[Supplied information]
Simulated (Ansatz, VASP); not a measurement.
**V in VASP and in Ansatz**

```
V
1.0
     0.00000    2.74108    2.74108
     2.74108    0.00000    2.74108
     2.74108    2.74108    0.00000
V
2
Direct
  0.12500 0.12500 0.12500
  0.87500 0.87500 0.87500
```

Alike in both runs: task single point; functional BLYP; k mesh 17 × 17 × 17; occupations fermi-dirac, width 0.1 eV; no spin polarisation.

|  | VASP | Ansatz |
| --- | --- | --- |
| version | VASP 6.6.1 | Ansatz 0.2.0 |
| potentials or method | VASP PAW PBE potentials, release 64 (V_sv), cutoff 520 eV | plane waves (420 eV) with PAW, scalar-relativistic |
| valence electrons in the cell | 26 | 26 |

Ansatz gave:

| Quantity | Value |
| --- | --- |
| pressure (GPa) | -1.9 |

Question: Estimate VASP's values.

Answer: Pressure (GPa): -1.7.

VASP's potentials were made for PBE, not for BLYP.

[Action item]
In the listing above, find the line containing "Question: Estimate VASP's values." and the line containing "Answer: Pressure (GPa): -1.7.". Output them and every line between, exactly, and nothing else.

[Answer box]
Question: Estimate VASP's values.

Answer: Pressure (GPa): -1.7.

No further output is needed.